**Assigned task**: Every record must be retyped exactly as it reads.

######

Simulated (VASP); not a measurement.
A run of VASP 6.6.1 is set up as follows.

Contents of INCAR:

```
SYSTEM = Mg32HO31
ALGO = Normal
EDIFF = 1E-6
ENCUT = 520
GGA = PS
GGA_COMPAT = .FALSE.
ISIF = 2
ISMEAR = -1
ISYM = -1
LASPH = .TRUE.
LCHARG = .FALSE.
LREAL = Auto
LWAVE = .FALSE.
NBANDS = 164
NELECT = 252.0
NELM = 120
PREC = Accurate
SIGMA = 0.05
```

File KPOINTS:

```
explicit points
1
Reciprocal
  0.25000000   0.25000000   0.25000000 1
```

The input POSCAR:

######

**Answer space**:
Simulated (VASP); not a measurement.
A run of VASP 6.6.1 is set up as follows.

Contents of INCAR:

```
SYSTEM = Mg32HO31
ALGO = Normal
EDIFF = 1E-6
ENCUT = 520
GGA = PS
GGA_COMPAT = .FALSE.
ISIF = 2
ISMEAR = -1
ISYM = -1
LASPH = .TRUE.
LCHARG = .FALSE.
LREAL = Auto
LWAVE = .FALSE.
NBANDS = 164
NELECT = 252.0
NELM = 120
PREC = Accurate
SIGMA = 0.05
```

File KPOINTS:

```
explicit points
1
Reciprocal
  0.25000000   0.25000000   0.25000000 1
```

The input POSCAR:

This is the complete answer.